***** DATA EXTRACTS *****

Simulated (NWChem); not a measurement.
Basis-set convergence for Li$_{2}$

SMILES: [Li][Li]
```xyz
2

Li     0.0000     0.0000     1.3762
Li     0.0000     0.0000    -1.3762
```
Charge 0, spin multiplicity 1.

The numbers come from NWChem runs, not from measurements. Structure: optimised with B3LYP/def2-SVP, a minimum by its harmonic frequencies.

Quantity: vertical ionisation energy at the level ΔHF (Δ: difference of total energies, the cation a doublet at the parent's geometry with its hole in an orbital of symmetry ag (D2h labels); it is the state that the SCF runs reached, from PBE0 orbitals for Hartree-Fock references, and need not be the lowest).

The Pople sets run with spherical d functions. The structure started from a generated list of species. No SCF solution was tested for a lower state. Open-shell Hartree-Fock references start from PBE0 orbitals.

*****

WORK INSTRUCTION: What you output must match the lines from the beginning of the material through the line with "The numbers come" exactly, both ends included.

YOUR RESPONSE:
Simulated (NWChem); not a measurement.
Basis-set convergence for Li$_{2}$

SMILES: [Li][Li]
```xyz
2

Li     0.0000     0.0000     1.3762
Li     0.0000     0.0000    -1.3762
```
Charge 0, spin multiplicity 1.

The numbers come from NWChem runs, not from measurements. Structure: optimised with B3LYP/def2-SVP, a minimum by its harmonic frequencies.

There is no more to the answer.